- [Requirement]: Repeat the first line of the listing and each line after it, exactly, through the line containing "### 1 The system as given".

** Data extracts follows **

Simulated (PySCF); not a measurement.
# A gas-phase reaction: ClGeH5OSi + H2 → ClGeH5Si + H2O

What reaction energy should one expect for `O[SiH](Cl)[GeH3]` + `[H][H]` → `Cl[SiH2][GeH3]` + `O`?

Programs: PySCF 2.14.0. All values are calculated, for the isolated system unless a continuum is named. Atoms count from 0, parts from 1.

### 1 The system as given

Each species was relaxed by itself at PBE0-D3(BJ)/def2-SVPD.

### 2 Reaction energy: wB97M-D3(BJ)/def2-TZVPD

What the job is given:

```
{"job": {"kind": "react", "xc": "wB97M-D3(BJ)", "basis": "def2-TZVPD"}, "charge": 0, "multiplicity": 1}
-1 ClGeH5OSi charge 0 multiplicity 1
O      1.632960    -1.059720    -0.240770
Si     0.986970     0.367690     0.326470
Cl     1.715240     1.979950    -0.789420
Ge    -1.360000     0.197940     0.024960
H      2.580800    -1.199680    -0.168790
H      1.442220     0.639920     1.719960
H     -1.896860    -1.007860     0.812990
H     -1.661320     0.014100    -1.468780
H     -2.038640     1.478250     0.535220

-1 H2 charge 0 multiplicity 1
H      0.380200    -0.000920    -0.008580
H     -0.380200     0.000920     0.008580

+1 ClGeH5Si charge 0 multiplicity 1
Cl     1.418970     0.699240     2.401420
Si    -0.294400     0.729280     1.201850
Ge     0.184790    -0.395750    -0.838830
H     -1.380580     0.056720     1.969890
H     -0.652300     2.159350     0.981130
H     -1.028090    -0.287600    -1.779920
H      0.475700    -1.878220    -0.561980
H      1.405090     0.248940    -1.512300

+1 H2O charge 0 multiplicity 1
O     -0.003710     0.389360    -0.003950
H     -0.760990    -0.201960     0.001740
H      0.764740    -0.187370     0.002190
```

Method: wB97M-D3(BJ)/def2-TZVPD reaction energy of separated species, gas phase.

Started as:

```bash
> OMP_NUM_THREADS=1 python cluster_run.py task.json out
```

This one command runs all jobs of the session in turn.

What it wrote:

** End of Data extracts **

- [Written response]:
Simulated (PySCF); not a measurement.
# A gas-phase reaction: ClGeH5OSi + H2 → ClGeH5Si + H2O

What reaction energy should one expect for `O[SiH](Cl)[GeH3]` + `[H][H]` → `Cl[SiH2][GeH3]` + `O`?

Programs: PySCF 2.14.0. All values are calculated, for the isolated system unless a continuum is named. Atoms count from 0, parts from 1.

### 1 The system as given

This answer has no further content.